■ **Supplied information**
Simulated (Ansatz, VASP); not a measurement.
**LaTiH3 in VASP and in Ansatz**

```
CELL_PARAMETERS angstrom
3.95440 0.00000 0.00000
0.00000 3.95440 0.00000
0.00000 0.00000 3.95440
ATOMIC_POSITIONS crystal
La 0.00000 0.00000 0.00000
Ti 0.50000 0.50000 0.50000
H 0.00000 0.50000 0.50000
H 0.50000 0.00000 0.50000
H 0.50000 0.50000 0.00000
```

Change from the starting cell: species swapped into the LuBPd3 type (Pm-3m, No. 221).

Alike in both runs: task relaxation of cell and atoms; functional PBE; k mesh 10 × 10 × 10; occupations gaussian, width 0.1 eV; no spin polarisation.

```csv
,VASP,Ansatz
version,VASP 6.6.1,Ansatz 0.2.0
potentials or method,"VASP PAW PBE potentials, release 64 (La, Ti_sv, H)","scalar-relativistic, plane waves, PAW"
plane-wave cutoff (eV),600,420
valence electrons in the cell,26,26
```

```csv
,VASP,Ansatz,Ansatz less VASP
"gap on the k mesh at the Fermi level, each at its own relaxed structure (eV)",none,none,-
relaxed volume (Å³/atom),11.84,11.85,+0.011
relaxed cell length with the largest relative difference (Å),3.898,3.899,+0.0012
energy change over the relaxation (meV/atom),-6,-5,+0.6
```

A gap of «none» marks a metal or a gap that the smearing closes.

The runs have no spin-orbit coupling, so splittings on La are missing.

■ **Required action**
From the records above, reproduce exactly the lines from the one with "Alike in both" to the one with "the smearing closes.", both included, and no others.

■ **Written response**
Alike in both runs: task relaxation of cell and atoms; functional PBE; k mesh 10 × 10 × 10; occupations gaussian, width 0.1 eV; no spin polarisation.

```csv
,VASP,Ansatz
version,VASP 6.6.1,Ansatz 0.2.0
potentials or method,"VASP PAW PBE potentials, release 64 (La, Ti_sv, H)","scalar-relativistic, plane waves, PAW"
plane-wave cutoff (eV),600,420
valence electrons in the cell,26,26
```

```csv
,VASP,Ansatz,Ansatz less VASP
"gap on the k mesh at the Fermi level, each at its own relaxed structure (eV)",none,none,-
relaxed volume (Å³/atom),11.84,11.85,+0.011
relaxed cell length with the largest relative difference (Å),3.898,3.899,+0.0012
energy change over the relaxation (meV/atom),-6,-5,+0.6
```

A gap of «none» marks a metal or a gap that the smearing closes.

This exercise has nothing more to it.